--- START ---

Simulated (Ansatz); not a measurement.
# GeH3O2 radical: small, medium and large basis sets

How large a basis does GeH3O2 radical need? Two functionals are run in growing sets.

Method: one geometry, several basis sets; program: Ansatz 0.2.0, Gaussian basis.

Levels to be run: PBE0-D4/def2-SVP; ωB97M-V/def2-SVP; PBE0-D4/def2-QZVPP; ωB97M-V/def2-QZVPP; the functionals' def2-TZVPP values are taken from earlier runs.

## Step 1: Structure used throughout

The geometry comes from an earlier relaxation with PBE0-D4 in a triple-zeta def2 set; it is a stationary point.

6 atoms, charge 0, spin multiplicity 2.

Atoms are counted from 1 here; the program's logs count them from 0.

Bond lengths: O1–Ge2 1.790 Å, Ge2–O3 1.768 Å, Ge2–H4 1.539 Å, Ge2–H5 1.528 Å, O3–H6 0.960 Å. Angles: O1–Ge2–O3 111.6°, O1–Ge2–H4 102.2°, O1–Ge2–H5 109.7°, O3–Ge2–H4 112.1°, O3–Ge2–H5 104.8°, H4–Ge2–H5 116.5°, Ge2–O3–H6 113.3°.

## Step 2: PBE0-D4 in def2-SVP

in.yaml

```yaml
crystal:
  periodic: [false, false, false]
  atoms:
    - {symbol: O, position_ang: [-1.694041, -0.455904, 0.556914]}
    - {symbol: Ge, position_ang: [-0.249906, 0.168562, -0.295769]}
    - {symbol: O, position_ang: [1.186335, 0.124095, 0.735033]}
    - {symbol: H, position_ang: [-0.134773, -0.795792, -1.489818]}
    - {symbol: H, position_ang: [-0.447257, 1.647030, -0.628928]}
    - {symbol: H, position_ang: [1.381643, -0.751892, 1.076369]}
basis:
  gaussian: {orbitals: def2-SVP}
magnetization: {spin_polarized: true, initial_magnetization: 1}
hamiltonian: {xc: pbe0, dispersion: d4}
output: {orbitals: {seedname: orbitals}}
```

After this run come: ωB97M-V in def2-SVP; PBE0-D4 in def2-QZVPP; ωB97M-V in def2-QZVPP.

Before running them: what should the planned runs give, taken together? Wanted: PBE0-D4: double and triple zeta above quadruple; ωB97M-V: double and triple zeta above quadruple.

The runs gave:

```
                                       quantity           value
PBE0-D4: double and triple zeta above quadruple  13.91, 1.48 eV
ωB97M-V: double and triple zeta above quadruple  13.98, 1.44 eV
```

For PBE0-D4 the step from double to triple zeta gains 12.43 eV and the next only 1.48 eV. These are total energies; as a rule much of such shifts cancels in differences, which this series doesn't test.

--- END ---

◆ BRIEF:
Write out exactly the lines above between the line with "6 atoms, charge 0, spin multiplicity 2." and the line with "Bond lengths: O1–Ge2", inclusive, and nothing beyond them.

◆ WRITTEN REPLY:
6 atoms, charge 0, spin multiplicity 2.

Atoms are counted from 1 here; the program's logs count them from 0.

Bond lengths: O1–Ge2 1.790 Å, Ge2–O3 1.768 Å, Ge2–H4 1.539 Å, Ge2–H5 1.528 Å, O3–H6 0.960 Å. Angles: O1–Ge2–O3 111.6°, O1–Ge2–H4 102.2°, O1–Ge2–H5 109.7°, O3–Ge2–H4 112.1°, O3–Ge2–H5 104.8°, H4–Ge2–H5 116.5°, Ge2–O3–H6 113.3°.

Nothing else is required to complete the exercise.